ACTION ITEM:
Retype exactly the lines below, beginning with the first and ending with the line where "Isomers of C4H4N2, one" appears.

Start of ENTRIES SHOWN

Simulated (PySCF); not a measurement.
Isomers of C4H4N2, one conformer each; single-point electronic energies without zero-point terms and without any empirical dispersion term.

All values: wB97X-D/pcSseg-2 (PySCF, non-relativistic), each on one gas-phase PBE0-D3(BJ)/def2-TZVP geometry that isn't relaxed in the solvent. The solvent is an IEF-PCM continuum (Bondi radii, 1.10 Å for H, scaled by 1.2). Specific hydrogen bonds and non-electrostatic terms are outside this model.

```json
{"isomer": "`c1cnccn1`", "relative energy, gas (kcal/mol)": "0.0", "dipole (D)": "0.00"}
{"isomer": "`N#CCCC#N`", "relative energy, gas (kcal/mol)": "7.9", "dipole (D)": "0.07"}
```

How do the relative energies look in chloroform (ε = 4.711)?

End of ENTRIES SHOWN

EXERCISE RESULT:
Simulated (PySCF); not a measurement.
Isomers of C4H4N2, one conformer each; single-point electronic energies without zero-point terms and without any empirical dispersion term.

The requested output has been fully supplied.